- Opening Delimiter -

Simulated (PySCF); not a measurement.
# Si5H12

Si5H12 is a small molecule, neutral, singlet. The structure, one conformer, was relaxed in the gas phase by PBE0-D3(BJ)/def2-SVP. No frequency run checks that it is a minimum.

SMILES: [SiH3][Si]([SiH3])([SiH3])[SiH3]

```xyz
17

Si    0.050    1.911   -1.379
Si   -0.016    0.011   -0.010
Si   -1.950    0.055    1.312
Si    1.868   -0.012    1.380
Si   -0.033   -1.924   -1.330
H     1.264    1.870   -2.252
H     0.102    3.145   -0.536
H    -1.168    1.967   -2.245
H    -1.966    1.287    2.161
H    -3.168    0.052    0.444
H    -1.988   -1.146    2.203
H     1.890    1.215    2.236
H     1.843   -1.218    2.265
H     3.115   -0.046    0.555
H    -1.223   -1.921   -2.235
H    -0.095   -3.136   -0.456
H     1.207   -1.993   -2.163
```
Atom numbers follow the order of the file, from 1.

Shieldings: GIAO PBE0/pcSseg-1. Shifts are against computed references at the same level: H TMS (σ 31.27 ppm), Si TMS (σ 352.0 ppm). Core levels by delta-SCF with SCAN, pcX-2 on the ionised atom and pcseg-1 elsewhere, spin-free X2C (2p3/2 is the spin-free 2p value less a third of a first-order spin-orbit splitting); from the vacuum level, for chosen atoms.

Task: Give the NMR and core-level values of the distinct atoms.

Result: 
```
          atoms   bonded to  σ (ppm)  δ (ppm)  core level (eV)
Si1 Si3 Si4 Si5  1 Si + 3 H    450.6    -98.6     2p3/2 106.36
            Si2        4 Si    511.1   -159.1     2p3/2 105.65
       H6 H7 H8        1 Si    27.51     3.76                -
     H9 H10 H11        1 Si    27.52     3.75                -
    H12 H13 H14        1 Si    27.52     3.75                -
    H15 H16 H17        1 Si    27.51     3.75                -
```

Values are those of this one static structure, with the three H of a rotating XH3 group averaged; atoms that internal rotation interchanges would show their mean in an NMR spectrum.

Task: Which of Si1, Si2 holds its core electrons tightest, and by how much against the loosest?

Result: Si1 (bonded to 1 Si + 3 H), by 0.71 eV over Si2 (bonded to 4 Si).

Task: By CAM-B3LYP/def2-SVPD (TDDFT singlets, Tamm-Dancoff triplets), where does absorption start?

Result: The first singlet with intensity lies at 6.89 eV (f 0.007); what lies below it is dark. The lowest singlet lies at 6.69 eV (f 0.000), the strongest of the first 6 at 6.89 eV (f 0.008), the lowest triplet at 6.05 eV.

- Closing Delimiter -

* **WORK TASK**:
Transcribe exactly, and only, the lines from the opening line of the records through the line containing "Si5H12 is a".

* **ANSWER SPACE**:
Simulated (PySCF); not a measurement.
# Si5H12

Si5H12 is a small molecule, neutral, singlet. The structure, one conformer, was relaxed in the gas phase by PBE0-D3(BJ)/def2-SVP. No frequency run checks that it is a minimum.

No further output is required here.